Entries shown:
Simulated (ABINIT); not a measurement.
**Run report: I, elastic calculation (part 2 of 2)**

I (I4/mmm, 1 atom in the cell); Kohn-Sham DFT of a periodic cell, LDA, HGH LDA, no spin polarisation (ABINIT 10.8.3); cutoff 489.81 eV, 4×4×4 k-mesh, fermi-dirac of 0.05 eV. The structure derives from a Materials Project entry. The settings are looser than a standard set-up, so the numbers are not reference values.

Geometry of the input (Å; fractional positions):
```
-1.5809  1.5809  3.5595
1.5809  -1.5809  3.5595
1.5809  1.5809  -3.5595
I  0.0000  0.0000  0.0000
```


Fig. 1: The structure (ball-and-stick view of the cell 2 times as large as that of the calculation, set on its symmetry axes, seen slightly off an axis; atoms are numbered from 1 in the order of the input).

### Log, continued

Work task: Lines from the start of the material above through the line containing "(part 2 of 2)**" are to be duplicated exactly, and only those.

Task solution:
Simulated (ABINIT); not a measurement.
**Run report: I, elastic calculation (part 2 of 2)**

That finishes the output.